= = = = =
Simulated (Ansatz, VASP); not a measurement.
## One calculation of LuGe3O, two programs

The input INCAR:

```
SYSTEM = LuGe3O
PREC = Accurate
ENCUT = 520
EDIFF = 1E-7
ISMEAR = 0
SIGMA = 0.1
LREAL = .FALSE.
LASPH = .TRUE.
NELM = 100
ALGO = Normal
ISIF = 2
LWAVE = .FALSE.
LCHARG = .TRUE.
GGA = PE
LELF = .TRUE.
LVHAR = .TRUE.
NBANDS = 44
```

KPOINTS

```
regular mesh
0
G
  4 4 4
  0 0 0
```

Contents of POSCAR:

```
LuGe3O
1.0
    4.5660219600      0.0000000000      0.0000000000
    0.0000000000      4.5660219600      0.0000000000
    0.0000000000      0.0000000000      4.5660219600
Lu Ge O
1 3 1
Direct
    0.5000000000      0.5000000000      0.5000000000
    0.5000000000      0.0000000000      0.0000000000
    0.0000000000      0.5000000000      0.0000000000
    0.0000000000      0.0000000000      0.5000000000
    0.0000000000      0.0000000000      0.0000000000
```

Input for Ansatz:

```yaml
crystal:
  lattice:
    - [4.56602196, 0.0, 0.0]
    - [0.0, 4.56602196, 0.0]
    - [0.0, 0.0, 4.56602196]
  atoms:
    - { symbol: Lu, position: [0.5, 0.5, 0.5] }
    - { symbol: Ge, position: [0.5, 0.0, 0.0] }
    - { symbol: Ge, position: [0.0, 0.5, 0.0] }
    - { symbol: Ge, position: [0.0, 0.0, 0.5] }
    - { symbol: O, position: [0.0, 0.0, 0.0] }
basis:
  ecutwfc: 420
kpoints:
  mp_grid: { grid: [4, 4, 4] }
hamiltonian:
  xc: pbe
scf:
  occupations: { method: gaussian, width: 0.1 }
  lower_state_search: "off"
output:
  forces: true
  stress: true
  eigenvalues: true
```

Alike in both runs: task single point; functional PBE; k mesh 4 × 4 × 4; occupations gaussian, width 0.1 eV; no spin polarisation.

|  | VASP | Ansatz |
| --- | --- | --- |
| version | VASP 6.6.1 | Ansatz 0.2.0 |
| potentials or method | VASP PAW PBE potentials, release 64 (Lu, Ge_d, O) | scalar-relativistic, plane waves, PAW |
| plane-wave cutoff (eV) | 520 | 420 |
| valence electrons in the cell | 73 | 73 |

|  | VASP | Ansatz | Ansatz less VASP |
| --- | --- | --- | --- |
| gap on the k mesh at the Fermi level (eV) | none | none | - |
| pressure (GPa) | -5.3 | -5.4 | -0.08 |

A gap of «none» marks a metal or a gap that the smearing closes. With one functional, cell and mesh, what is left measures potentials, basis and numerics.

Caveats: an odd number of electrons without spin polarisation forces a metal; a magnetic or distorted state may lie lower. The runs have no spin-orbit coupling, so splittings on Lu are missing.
= = = = =

Beginning at the top of the data, extract each line through the line containing "-5.4 | -0.08 |" and return those lines exactly, with nothing added.

# Response
Simulated (Ansatz, VASP); not a measurement.
## One calculation of LuGe3O, two programs

The input INCAR:

```
SYSTEM = LuGe3O
PREC = Accurate
ENCUT = 520
EDIFF = 1E-7
ISMEAR = 0
SIGMA = 0.1
LREAL = .FALSE.
LASPH = .TRUE.
NELM = 100
ALGO = Normal
ISIF = 2
LWAVE = .FALSE.
LCHARG = .TRUE.
GGA = PE
LELF = .TRUE.
LVHAR = .TRUE.
NBANDS = 44
```

KPOINTS

```
regular mesh
0
G
  4 4 4
  0 0 0
```

Contents of POSCAR:

```
LuGe3O
1.0
    4.5660219600      0.0000000000      0.0000000000
    0.0000000000      4.5660219600      0.0000000000
    0.0000000000      0.0000000000      4.5660219600
Lu Ge O
1 3 1
Direct
    0.5000000000      0.5000000000      0.5000000000
    0.5000000000      0.0000000000      0.0000000000
    0.0000000000      0.5000000000      0.0000000000
    0.0000000000      0.0000000000      0.5000000000
    0.0000000000      0.0000000000      0.0000000000
```

Input for Ansatz:

```yaml
crystal:
  lattice:
    - [4.56602196, 0.0, 0.0]
    - [0.0, 4.56602196, 0.0]
    - [0.0, 0.0, 4.56602196]
  atoms:
    - { symbol: Lu, position: [0.5, 0.5, 0.5] }
    - { symbol: Ge, position: [0.5, 0.0, 0.0] }
    - { symbol: Ge, position: [0.0, 0.5, 0.0] }
    - { symbol: Ge, position: [0.0, 0.0, 0.5] }
    - { symbol: O, position: [0.0, 0.0, 0.0] }
basis:
  ecutwfc: 420
kpoints:
  mp_grid: { grid: [4, 4, 4] }
hamiltonian:
  xc: pbe
scf:
  occupations: { method: gaussian, width: 0.1 }
  lower_state_search: "off"
output:
  forces: true
  stress: true
  eigenvalues: true
```

Alike in both runs: task single point; functional PBE; k mesh 4 × 4 × 4; occupations gaussian, width 0.1 eV; no spin polarisation.

|  | VASP | Ansatz |
| --- | --- | --- |
| version | VASP 6.6.1 | Ansatz 0.2.0 |
| potentials or method | VASP PAW PBE potentials, release 64 (Lu, Ge_d, O) | scalar-relativistic, plane waves, PAW |
| plane-wave cutoff (eV) | 520 | 420 |
| valence electrons in the cell | 73 | 73 |

|  | VASP | Ansatz | Ansatz less VASP |
| --- | --- | --- | --- |
| gap on the k mesh at the Fermi level (eV) | none | none | - |
| pressure (GPa) | -5.3 | -5.4 | -0.08 |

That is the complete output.